Required action ::
Every record must appear in the response exactly as given.

Information provided ::
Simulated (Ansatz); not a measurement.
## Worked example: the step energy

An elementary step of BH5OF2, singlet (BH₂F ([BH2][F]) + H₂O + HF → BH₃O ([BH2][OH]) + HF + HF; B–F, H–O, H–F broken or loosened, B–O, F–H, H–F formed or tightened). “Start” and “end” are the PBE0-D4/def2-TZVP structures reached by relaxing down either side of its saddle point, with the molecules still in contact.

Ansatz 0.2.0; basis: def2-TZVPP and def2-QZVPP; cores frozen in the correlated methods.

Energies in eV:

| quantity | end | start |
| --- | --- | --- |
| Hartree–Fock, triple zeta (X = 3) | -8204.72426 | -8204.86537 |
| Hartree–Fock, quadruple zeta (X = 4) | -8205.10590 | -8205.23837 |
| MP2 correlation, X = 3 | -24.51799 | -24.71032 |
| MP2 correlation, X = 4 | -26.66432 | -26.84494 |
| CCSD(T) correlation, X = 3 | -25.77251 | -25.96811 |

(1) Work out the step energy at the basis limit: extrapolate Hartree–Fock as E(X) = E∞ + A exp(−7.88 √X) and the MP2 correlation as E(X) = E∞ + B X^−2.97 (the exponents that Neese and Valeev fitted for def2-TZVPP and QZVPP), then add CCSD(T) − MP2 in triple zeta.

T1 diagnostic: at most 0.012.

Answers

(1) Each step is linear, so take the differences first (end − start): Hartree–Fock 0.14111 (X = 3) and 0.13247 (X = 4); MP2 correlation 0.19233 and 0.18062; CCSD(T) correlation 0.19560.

Your response ::
Simulated (Ansatz); not a measurement.
## Worked example: the step energy

An elementary step of BH5OF2, singlet (BH₂F ([BH2][F]) + H₂O + HF → BH₃O ([BH2][OH]) + HF + HF; B–F, H–O, H–F broken or loosened, B–O, F–H, H–F formed or tightened). “Start” and “end” are the PBE0-D4/def2-TZVP structures reached by relaxing down either side of its saddle point, with the molecules still in contact.

Ansatz 0.2.0; basis: def2-TZVPP and def2-QZVPP; cores frozen in the correlated methods.

Energies in eV:

| quantity | end | start |
| --- | --- | --- |
| Hartree–Fock, triple zeta (X = 3) | -8204.72426 | -8204.86537 |
| Hartree–Fock, quadruple zeta (X = 4) | -8205.10590 | -8205.23837 |
| MP2 correlation, X = 3 | -24.51799 | -24.71032 |
| MP2 correlation, X = 4 | -26.66432 | -26.84494 |
| CCSD(T) correlation, X = 3 | -25.77251 | -25.96811 |

(1) Work out the step energy at the basis limit: extrapolate Hartree–Fock as E(X) = E∞ + A exp(−7.88 √X) and the MP2 correlation as E(X) = E∞ + B X^−2.97 (the exponents that Neese and Valeev fitted for def2-TZVPP and QZVPP), then add CCSD(T) − MP2 in triple zeta.

T1 diagnostic: at most 0.012.

Answers

(1) Each step is linear, so take the differences first (end − start): Hartree–Fock 0.14111 (X = 3) and 0.13247 (X = 4); MP2 correlation 0.19233 and 0.18062; CCSD(T) correlation 0.19560.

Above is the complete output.